▶ _Work item_
Your output should be the lines of the data that follow, reproduced exactly from the first through the line bearing "Problem. How does".

▶ _Recorded information_
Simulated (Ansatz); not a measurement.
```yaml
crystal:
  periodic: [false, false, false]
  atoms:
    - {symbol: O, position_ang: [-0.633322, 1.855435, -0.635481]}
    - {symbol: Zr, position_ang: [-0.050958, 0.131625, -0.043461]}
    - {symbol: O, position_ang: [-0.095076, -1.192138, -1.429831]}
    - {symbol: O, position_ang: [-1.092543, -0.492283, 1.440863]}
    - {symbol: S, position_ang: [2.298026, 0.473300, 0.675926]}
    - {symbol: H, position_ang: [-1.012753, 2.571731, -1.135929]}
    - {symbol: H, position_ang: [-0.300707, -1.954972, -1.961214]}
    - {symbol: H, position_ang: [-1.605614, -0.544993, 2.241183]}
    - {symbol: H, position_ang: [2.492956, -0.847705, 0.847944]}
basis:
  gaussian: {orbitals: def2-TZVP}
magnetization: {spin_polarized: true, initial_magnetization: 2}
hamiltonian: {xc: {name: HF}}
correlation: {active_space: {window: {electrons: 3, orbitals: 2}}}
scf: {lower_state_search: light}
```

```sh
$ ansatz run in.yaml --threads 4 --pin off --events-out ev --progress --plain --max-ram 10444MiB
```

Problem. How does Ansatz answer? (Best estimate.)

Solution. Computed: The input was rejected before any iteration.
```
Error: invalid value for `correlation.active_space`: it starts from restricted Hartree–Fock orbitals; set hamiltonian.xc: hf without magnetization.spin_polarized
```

▶ _Your solution_
Simulated (Ansatz); not a measurement.
```yaml
crystal:
  periodic: [false, false, false]
  atoms:
    - {symbol: O, position_ang: [-0.633322, 1.855435, -0.635481]}
    - {symbol: Zr, position_ang: [-0.050958, 0.131625, -0.043461]}
    - {symbol: O, position_ang: [-0.095076, -1.192138, -1.429831]}
    - {symbol: O, position_ang: [-1.092543, -0.492283, 1.440863]}
    - {symbol: S, position_ang: [2.298026, 0.473300, 0.675926]}
    - {symbol: H, position_ang: [-1.012753, 2.571731, -1.135929]}
    - {symbol: H, position_ang: [-0.300707, -1.954972, -1.961214]}
    - {symbol: H, position_ang: [-1.605614, -0.544993, 2.241183]}
    - {symbol: H, position_ang: [2.492956, -0.847705, 0.847944]}
basis:
  gaussian: {orbitals: def2-TZVP}
magnetization: {spin_polarized: true, initial_magnetization: 2}
hamiltonian: {xc: {name: HF}}
correlation: {active_space: {window: {electrons: 3, orbitals: 2}}}
scf: {lower_state_search: light}
```

```sh
$ ansatz run in.yaml --threads 4 --pin off --events-out ev --progress --plain --max-ram 10444MiB
```

Problem. How does Ansatz answer? (Best estimate.)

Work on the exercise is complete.